◆ ASSIGNMENT
Please take the records that follow and repeat exactly the lines starting with the line with "the step energy**" and going on through the line with "Labels in which".

== DATA SUPPLIED ==

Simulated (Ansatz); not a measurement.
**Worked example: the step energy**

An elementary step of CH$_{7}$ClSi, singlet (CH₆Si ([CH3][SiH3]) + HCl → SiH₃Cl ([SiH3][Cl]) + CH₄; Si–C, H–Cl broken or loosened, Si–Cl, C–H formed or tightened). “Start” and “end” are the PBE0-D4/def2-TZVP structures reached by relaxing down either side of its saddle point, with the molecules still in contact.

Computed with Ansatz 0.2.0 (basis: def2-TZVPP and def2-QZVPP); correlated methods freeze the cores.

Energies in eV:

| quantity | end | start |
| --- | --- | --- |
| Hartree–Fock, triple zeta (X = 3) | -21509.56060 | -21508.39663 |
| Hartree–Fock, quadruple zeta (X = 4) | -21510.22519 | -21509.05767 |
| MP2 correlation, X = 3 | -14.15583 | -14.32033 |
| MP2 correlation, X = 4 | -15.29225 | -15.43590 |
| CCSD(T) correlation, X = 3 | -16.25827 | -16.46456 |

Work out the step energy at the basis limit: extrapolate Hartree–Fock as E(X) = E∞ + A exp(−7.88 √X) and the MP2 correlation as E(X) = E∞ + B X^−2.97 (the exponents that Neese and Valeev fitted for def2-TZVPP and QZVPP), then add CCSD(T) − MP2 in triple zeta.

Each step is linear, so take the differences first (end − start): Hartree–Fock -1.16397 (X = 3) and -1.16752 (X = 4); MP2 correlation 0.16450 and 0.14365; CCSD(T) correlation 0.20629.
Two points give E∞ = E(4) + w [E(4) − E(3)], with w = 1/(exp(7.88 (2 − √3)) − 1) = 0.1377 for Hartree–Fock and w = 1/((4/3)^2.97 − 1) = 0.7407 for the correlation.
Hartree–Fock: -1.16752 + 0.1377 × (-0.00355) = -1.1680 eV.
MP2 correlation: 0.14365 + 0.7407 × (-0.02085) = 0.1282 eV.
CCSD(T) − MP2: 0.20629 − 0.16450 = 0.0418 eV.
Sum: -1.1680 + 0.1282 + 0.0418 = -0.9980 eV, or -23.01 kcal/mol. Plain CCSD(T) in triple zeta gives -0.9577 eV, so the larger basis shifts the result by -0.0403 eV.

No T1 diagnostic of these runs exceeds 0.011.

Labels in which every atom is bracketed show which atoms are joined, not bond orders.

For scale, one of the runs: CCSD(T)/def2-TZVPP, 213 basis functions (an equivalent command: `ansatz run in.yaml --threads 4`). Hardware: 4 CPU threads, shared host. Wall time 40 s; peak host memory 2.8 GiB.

===

◆ EXERCISE RESULT
**Worked example: the step energy**

An elementary step of CH$_{7}$ClSi, singlet (CH₆Si ([CH3][SiH3]) + HCl → SiH₃Cl ([SiH3][Cl]) + CH₄; Si–C, H–Cl broken or loosened, Si–Cl, C–H formed or tightened). “Start” and “end” are the PBE0-D4/def2-TZVP structures reached by relaxing down either side of its saddle point, with the molecules still in contact.

Computed with Ansatz 0.2.0 (basis: def2-TZVPP and def2-QZVPP); correlated methods freeze the cores.

Energies in eV:

| quantity | end | start |
| --- | --- | --- |
| Hartree–Fock, triple zeta (X = 3) | -21509.56060 | -21508.39663 |
| Hartree–Fock, quadruple zeta (X = 4) | -21510.22519 | -21509.05767 |
| MP2 correlation, X = 3 | -14.15583 | -14.32033 |
| MP2 correlation, X = 4 | -15.29225 | -15.43590 |
| CCSD(T) correlation, X = 3 | -16.25827 | -16.46456 |

Work out the step energy at the basis limit: extrapolate Hartree–Fock as E(X) = E∞ + A exp(−7.88 √X) and the MP2 correlation as E(X) = E∞ + B X^−2.97 (the exponents that Neese and Valeev fitted for def2-TZVPP and QZVPP), then add CCSD(T) − MP2 in triple zeta.

Each step is linear, so take the differences first (end − start): Hartree–Fock -1.16397 (X = 3) and -1.16752 (X = 4); MP2 correlation 0.16450 and 0.14365; CCSD(T) correlation 0.20629.
Two points give E∞ = E(4) + w [E(4) − E(3)], with w = 1/(exp(7.88 (2 − √3)) − 1) = 0.1377 for Hartree–Fock and w = 1/((4/3)^2.97 − 1) = 0.7407 for the correlation.
Hartree–Fock: -1.16752 + 0.1377 × (-0.00355) = -1.1680 eV.
MP2 correlation: 0.14365 + 0.7407 × (-0.02085) = 0.1282 eV.
CCSD(T) − MP2: 0.20629 − 0.16450 = 0.0418 eV.
Sum: -1.1680 + 0.1282 + 0.0418 = -0.9980 eV, or -23.01 kcal/mol. Plain CCSD(T) in triple zeta gives -0.9577 eV, so the larger basis shifts the result by -0.0403 eV.

No T1 diagnostic of these runs exceeds 0.011.

Labels in which every atom is bracketed show which atoms are joined, not bond orders.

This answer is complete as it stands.